*Work order*
The full data, repeated exactly, is the only answer needed.

*Provided information*
+ + +

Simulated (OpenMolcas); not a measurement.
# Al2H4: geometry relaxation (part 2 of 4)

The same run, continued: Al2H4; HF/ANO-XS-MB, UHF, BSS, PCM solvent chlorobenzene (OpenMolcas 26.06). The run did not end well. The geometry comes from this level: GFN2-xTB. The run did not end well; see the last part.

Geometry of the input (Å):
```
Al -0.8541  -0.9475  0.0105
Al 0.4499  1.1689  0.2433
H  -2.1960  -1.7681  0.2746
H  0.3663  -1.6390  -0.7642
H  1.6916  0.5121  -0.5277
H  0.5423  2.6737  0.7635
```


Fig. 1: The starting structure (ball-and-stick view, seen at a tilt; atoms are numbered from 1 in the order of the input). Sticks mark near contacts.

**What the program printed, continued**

+ + +

*Exercise result*
Simulated (OpenMolcas); not a measurement.
# Al2H4: geometry relaxation (part 2 of 4)

The same run, continued: Al2H4; HF/ANO-XS-MB, UHF, BSS, PCM solvent chlorobenzene (OpenMolcas 26.06). The run did not end well. The geometry comes from this level: GFN2-xTB. The run did not end well; see the last part.

Geometry of the input (Å):
```
Al -0.8541  -0.9475  0.0105
Al 0.4499  1.1689  0.2433
H  -2.1960  -1.7681  0.2746
H  0.3663  -1.6390  -0.7642
H  1.6916  0.5121  -0.5277
H  0.5423  2.6737  0.7635
```


Fig. 1: The starting structure (ball-and-stick view, seen at a tilt; atoms are numbered from 1 in the order of the input). Sticks mark near contacts.

**What the program printed, continued**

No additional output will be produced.